### Brief
Set down the data below once more, precisely as it reads.

### Extracted data
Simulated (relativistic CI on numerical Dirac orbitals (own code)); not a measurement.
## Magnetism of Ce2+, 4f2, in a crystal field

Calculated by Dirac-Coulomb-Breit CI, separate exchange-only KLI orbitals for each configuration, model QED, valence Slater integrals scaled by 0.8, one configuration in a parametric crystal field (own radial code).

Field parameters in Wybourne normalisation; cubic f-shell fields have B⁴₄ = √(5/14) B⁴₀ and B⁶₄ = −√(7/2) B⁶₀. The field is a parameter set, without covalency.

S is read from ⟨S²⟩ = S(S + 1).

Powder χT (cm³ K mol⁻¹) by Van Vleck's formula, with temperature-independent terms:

### Exercise answer
Simulated (relativistic CI on numerical Dirac orbitals (own code)); not a measurement.
## Magnetism of Ce2+, 4f2, in a crystal field

Calculated by Dirac-Coulomb-Breit CI, separate exchange-only KLI orbitals for each configuration, model QED, valence Slater integrals scaled by 0.8, one configuration in a parametric crystal field (own radial code).

Field parameters in Wybourne normalisation; cubic f-shell fields have B⁴₄ = √(5/14) B⁴₀ and B⁶₄ = −√(7/2) B⁶₀. The field is a parameter set, without covalency.

S is read from ⟨S²⟩ = S(S + 1).

Powder χT (cm³ K mol⁻¹) by Van Vleck's formula, with temperature-independent terms:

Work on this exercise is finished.